> Extracted material
————
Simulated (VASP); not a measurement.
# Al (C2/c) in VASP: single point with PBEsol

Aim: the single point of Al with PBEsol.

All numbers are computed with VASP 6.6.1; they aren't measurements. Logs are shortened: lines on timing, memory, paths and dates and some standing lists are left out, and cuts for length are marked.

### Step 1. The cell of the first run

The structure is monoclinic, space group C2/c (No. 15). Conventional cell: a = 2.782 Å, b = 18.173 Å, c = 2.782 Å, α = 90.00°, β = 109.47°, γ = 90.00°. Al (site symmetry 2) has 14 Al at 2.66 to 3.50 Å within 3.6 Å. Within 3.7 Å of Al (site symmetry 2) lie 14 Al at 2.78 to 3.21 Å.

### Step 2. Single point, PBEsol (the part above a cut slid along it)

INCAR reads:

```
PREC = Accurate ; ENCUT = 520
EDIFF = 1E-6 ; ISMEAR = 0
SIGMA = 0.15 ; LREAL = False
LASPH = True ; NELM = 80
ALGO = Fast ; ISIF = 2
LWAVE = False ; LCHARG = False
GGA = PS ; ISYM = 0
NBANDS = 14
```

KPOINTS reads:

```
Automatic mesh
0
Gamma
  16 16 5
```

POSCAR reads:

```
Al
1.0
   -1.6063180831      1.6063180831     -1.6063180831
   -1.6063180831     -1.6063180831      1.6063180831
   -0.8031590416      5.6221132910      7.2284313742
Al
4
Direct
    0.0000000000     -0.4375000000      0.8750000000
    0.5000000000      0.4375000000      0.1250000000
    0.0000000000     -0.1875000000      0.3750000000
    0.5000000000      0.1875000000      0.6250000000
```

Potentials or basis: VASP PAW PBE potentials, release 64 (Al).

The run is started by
————

Find "# Al (C2/c) in VASP: single point with PBEsol" in the entries above and copy that whole line exactly, then each line after it through the line that contains "### Step 1. The cell of the first run".

# Al (C2/c) in VASP: single point with PBEsol

Aim: the single point of Al with PBEsol.

All numbers are computed with VASP 6.6.1; they aren't measurements. Logs are shortened: lines on timing, memory, paths and dates and some standing lists are left out, and cuts for length are marked.

### Step 1. The cell of the first run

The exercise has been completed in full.